### Excerpted records
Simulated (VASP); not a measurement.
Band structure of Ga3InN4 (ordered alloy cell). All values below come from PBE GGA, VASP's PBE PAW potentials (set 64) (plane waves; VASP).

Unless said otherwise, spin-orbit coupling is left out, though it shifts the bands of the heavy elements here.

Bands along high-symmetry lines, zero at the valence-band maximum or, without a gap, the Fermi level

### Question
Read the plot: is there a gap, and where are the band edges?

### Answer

### Assignment
When the entries above are retyped, each line must stay exactly as it is.

### Written response
Simulated (VASP); not a measurement.
Band structure of Ga3InN4 (ordered alloy cell). All values below come from PBE GGA, VASP's PBE PAW potentials (set 64) (plane waves; VASP).

Unless said otherwise, spin-orbit coupling is left out, though it shifts the bands of the heavy elements here.

Bands along high-symmetry lines, zero at the valence-band maximum or, without a gap, the Fermi level

### Question
Read the plot: is there a gap, and where are the band edges?

### Answer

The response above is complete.